PROVIDED RECORDS =
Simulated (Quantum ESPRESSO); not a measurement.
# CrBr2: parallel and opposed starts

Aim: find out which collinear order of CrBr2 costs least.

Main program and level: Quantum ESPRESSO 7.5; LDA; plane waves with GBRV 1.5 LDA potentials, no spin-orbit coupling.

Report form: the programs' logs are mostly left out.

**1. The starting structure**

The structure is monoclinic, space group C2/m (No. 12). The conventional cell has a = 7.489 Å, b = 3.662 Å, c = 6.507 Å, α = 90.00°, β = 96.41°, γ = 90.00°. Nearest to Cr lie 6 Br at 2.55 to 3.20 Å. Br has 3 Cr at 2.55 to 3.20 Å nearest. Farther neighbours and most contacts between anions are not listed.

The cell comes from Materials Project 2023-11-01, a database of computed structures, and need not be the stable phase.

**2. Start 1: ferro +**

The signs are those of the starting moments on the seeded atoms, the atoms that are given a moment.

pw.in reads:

ACTION ITEM = In the listing above, find the line containing "1: ferro +**" and the line containing "The signs are". Output them and every line between, exactly, and nothing else.

EXERCISE OUTPUT =
**2. Start 1: ferro +**

The signs are those of the starting moments on the seeded atoms, the atoms that are given a moment.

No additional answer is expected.